============

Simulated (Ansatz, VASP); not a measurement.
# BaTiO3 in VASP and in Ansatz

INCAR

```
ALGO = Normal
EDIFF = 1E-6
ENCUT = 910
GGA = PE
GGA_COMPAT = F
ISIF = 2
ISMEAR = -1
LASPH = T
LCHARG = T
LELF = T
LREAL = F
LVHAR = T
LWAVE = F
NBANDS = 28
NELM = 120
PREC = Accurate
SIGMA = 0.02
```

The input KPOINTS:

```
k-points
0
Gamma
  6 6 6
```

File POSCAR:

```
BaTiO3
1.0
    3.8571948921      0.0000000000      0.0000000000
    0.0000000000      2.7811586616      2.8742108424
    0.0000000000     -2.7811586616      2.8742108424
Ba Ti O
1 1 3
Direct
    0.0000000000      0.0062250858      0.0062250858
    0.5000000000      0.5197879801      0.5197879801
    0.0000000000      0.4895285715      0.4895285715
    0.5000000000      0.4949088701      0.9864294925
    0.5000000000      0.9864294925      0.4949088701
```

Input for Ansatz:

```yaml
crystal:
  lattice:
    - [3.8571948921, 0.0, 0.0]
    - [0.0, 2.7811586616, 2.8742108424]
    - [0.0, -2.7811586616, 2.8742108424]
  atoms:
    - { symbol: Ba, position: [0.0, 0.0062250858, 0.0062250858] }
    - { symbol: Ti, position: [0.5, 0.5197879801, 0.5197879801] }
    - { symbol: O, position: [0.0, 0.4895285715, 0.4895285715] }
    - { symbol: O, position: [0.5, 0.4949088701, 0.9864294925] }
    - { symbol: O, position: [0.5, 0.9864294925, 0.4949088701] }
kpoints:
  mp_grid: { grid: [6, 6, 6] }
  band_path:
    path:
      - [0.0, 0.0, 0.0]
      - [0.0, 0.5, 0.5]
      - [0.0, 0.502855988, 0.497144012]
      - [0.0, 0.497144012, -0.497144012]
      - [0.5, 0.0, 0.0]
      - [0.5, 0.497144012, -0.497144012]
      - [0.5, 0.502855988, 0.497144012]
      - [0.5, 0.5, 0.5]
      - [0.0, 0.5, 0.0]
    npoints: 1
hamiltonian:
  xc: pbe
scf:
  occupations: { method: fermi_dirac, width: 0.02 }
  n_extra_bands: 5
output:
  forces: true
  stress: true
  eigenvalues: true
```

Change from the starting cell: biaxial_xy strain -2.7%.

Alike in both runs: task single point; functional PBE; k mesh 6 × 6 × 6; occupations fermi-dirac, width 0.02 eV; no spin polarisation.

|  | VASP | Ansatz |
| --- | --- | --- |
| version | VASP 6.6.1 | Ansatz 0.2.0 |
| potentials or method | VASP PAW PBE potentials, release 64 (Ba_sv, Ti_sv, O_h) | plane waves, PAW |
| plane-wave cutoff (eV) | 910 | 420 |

============

_REQUIRED ACTION_. Output each line exactly, from the first line of the data down to the line that contains "waves, PAW |", both included.

_WRITTEN RESPONSE_.
Simulated (Ansatz, VASP); not a measurement.
# BaTiO3 in VASP and in Ansatz

INCAR

```
ALGO = Normal
EDIFF = 1E-6
ENCUT = 910
GGA = PE
GGA_COMPAT = F
ISIF = 2
ISMEAR = -1
LASPH = T
LCHARG = T
LELF = T
LREAL = F
LVHAR = T
LWAVE = F
NBANDS = 28
NELM = 120
PREC = Accurate
SIGMA = 0.02
```

The input KPOINTS:

```
k-points
0
Gamma
  6 6 6
```

File POSCAR:

```
BaTiO3
1.0
    3.8571948921      0.0000000000      0.0000000000
    0.0000000000      2.7811586616      2.8742108424
    0.0000000000     -2.7811586616      2.8742108424
Ba Ti O
1 1 3
Direct
    0.0000000000      0.0062250858      0.0062250858
    0.5000000000      0.5197879801      0.5197879801
    0.0000000000      0.4895285715      0.4895285715
    0.5000000000      0.4949088701      0.9864294925
    0.5000000000      0.9864294925      0.4949088701
```

Input for Ansatz:

```yaml
crystal:
  lattice:
    - [3.8571948921, 0.0, 0.0]
    - [0.0, 2.7811586616, 2.8742108424]
    - [0.0, -2.7811586616, 2.8742108424]
  atoms:
    - { symbol: Ba, position: [0.0, 0.0062250858, 0.0062250858] }
    - { symbol: Ti, position: [0.5, 0.5197879801, 0.5197879801] }
    - { symbol: O, position: [0.0, 0.4895285715, 0.4895285715] }
    - { symbol: O, position: [0.5, 0.4949088701, 0.9864294925] }
    - { symbol: O, position: [0.5, 0.9864294925, 0.4949088701] }
kpoints:
  mp_grid: { grid: [6, 6, 6] }
  band_path:
    path:
      - [0.0, 0.0, 0.0]
      - [0.0, 0.5, 0.5]
      - [0.0, 0.502855988, 0.497144012]
      - [0.0, 0.497144012, -0.497144012]
      - [0.5, 0.0, 0.0]
      - [0.5, 0.497144012, -0.497144012]
      - [0.5, 0.502855988, 0.497144012]
      - [0.5, 0.5, 0.5]
      - [0.0, 0.5, 0.0]
    npoints: 1
hamiltonian:
  xc: pbe
scf:
  occupations: { method: fermi_dirac, width: 0.02 }
  n_extra_bands: 5
output:
  forces: true
  stress: true
  eigenvalues: true
```

Change from the starting cell: biaxial_xy strain -2.7%.

Alike in both runs: task single point; functional PBE; k mesh 6 × 6 × 6; occupations fermi-dirac, width 0.02 eV; no spin polarisation.

|  | VASP | Ansatz |
| --- | --- | --- |
| version | VASP 6.6.1 | Ansatz 0.2.0 |
| potentials or method | VASP PAW PBE potentials, release 64 (Ba_sv, Ti_sv, O_h) | plane waves, PAW |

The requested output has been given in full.